Start of Block
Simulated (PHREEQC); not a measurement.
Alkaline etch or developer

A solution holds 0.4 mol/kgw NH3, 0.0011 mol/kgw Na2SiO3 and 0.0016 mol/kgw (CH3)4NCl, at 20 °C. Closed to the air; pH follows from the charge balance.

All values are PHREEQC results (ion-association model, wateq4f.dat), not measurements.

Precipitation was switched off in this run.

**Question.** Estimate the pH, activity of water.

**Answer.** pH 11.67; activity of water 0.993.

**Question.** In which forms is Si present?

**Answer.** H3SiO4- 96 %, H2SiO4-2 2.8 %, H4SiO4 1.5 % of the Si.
End of Block

WORK INSTRUCTION ▸ Exactly as written above, copy every line.

TASK RESPONSE ▸
Simulated (PHREEQC); not a measurement.
Alkaline etch or developer

A solution holds 0.4 mol/kgw NH3, 0.0011 mol/kgw Na2SiO3 and 0.0016 mol/kgw (CH3)4NCl, at 20 °C. Closed to the air; pH follows from the charge balance.

All values are PHREEQC results (ion-association model, wateq4f.dat), not measurements.

Precipitation was switched off in this run.

**Question.** Estimate the pH, activity of water.

**Answer.** pH 11.67; activity of water 0.993.

**Question.** In which forms is Si present?

**Answer.** H3SiO4- 96 %, H2SiO4-2 2.8 %, H4SiO4 1.5 % of the Si.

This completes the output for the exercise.